§ §

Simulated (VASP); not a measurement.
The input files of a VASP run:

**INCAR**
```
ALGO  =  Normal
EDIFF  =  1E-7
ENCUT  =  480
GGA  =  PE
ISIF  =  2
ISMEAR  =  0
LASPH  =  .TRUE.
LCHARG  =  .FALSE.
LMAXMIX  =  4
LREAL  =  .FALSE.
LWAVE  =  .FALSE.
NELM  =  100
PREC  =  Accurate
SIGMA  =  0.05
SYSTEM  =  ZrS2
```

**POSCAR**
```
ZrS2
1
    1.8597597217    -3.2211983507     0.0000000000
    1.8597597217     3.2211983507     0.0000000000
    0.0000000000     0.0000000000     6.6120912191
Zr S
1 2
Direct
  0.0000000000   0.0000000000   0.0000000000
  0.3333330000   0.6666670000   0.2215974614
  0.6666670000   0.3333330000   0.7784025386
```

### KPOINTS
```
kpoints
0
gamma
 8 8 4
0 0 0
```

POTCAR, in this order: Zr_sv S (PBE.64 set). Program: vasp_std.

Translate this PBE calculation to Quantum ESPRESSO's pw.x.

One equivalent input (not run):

§ §

> _Assigned task_
Would you copy, word for word, only the lines from the start of the listing to the one that contains "Translate this PBE", both included?

> _Written reply_
Simulated (VASP); not a measurement.
The input files of a VASP run:

**INCAR**
```
ALGO  =  Normal
EDIFF  =  1E-7
ENCUT  =  480
GGA  =  PE
ISIF  =  2
ISMEAR  =  0
LASPH  =  .TRUE.
LCHARG  =  .FALSE.
LMAXMIX  =  4
LREAL  =  .FALSE.
LWAVE  =  .FALSE.
NELM  =  100
PREC  =  Accurate
SIGMA  =  0.05
SYSTEM  =  ZrS2
```

**POSCAR**
```
ZrS2
1
    1.8597597217    -3.2211983507     0.0000000000
    1.8597597217     3.2211983507     0.0000000000
    0.0000000000     0.0000000000     6.6120912191
Zr S
1 2
Direct
  0.0000000000   0.0000000000   0.0000000000
  0.3333330000   0.6666670000   0.2215974614
  0.6666670000   0.3333330000   0.7784025386
```

### KPOINTS
```
kpoints
0
gamma
 8 8 4
0 0 0
```

POTCAR, in this order: Zr_sv S (PBE.64 set). Program: vasp_std.

Translate this PBE calculation to Quantum ESPRESSO's pw.x.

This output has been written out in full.